▶ _STUDY MATERIAL_:
────────────────────────────────────────

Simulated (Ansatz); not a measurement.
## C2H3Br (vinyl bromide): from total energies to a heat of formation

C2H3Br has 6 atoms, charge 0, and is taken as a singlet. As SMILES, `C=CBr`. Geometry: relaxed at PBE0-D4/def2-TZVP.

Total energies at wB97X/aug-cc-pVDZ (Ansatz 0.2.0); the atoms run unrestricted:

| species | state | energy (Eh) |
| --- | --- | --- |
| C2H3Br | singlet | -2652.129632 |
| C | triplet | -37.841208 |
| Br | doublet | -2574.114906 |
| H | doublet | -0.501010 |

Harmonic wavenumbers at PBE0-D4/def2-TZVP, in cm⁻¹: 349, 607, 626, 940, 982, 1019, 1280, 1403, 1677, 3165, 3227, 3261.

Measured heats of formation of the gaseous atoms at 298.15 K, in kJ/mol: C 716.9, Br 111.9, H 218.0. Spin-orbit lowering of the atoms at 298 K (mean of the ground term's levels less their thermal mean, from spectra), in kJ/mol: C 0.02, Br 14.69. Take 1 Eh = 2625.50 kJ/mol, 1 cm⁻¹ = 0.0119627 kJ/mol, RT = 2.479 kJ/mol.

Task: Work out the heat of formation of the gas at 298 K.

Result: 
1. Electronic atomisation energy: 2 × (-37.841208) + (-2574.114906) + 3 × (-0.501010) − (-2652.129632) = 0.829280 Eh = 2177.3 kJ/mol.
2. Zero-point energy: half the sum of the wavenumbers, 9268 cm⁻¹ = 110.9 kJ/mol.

────────────────────────────────────────

▶ _EXERCISE_:
Transcribe every line of the records exactly, please.

▶ _RESPONSE BOX_:
Simulated (Ansatz); not a measurement.
## C2H3Br (vinyl bromide): from total energies to a heat of formation

C2H3Br has 6 atoms, charge 0, and is taken as a singlet. As SMILES, `C=CBr`. Geometry: relaxed at PBE0-D4/def2-TZVP.

Total energies at wB97X/aug-cc-pVDZ (Ansatz 0.2.0); the atoms run unrestricted:

| species | state | energy (Eh) |
| --- | --- | --- |
| C2H3Br | singlet | -2652.129632 |
| C | triplet | -37.841208 |
| Br | doublet | -2574.114906 |
| H | doublet | -0.501010 |

Harmonic wavenumbers at PBE0-D4/def2-TZVP, in cm⁻¹: 349, 607, 626, 940, 982, 1019, 1280, 1403, 1677, 3165, 3227, 3261.

Measured heats of formation of the gaseous atoms at 298.15 K, in kJ/mol: C 716.9, Br 111.9, H 218.0. Spin-orbit lowering of the atoms at 298 K (mean of the ground term's levels less their thermal mean, from spectra), in kJ/mol: C 0.02, Br 14.69. Take 1 Eh = 2625.50 kJ/mol, 1 cm⁻¹ = 0.0119627 kJ/mol, RT = 2.479 kJ/mol.

Task: Work out the heat of formation of the gas at 298 K.

Result: 
1. Electronic atomisation energy: 2 × (-37.841208) + (-2574.114906) + 3 × (-0.501010) − (-2652.129632) = 0.829280 Eh = 2177.3 kJ/mol.
2. Zero-point energy: half the sum of the wavenumbers, 9268 cm⁻¹ = 110.9 kJ/mol.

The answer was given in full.